• • •
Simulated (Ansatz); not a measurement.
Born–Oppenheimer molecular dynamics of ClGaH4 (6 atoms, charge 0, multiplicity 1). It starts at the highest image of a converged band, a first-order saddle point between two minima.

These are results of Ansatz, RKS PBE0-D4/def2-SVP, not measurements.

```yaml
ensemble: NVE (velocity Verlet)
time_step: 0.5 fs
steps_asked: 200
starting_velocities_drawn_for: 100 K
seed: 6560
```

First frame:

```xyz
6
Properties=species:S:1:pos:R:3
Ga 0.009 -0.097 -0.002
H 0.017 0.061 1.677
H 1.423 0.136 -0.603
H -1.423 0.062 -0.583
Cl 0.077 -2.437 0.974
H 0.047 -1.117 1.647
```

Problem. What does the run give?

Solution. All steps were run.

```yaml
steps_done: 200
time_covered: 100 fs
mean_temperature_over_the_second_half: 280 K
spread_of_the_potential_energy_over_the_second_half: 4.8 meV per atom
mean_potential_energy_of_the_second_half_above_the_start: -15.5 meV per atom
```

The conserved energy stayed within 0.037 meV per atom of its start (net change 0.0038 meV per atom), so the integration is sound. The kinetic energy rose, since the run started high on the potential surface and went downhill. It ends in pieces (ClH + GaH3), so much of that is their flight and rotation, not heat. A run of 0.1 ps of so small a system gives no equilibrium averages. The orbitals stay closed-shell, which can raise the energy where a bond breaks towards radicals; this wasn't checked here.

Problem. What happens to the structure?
• • •

WORK ITEM: Each line of the listing is to be repeated without alteration.

EXERCISE OUTPUT:
Simulated (Ansatz); not a measurement.
Born–Oppenheimer molecular dynamics of ClGaH4 (6 atoms, charge 0, multiplicity 1). It starts at the highest image of a converged band, a first-order saddle point between two minima.

These are results of Ansatz, RKS PBE0-D4/def2-SVP, not measurements.

```yaml
ensemble: NVE (velocity Verlet)
time_step: 0.5 fs
steps_asked: 200
starting_velocities_drawn_for: 100 K
seed: 6560
```

First frame:

```xyz
6
Properties=species:S:1:pos:R:3
Ga 0.009 -0.097 -0.002
H 0.017 0.061 1.677
H 1.423 0.136 -0.603
H -1.423 0.062 -0.583
Cl 0.077 -2.437 0.974
H 0.047 -1.117 1.647
```

Problem. What does the run give?

Solution. All steps were run.

```yaml
steps_done: 200
time_covered: 100 fs
mean_temperature_over_the_second_half: 280 K
spread_of_the_potential_energy_over_the_second_half: 4.8 meV per atom
mean_potential_energy_of_the_second_half_above_the_start: -15.5 meV per atom
```

The conserved energy stayed within 0.037 meV per atom of its start (net change 0.0038 meV per atom), so the integration is sound. The kinetic energy rose, since the run started high on the potential surface and went downhill. It ends in pieces (ClH + GaH3), so much of that is their flight and rotation, not heat. A run of 0.1 ps of so small a system gives no equilibrium averages. The orbitals stay closed-shell, which can raise the energy where a bond breaks towards radicals; this wasn't checked here.

Problem. What happens to the structure?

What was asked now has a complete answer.